#### [Data to examine]
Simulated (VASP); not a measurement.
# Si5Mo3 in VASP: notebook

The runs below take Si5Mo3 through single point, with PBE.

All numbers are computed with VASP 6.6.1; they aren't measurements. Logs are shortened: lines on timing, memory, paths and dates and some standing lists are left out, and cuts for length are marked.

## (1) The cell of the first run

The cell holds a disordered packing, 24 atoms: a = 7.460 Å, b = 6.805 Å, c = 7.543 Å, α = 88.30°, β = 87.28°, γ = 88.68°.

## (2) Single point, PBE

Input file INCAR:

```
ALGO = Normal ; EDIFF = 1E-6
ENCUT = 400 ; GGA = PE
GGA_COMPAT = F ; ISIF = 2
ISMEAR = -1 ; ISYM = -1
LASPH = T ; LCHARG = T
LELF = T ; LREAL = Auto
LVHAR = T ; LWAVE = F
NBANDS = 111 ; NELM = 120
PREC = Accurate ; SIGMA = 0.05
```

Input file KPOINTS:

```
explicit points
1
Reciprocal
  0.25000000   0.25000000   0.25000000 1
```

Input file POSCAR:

#### [Action item]
Give back, verbatim, the lines from the top of the entries above through the line containing "The runs below".

#### [Answer box]
Simulated (VASP); not a measurement.
# Si5Mo3 in VASP: notebook

The runs below take Si5Mo3 through single point, with PBE.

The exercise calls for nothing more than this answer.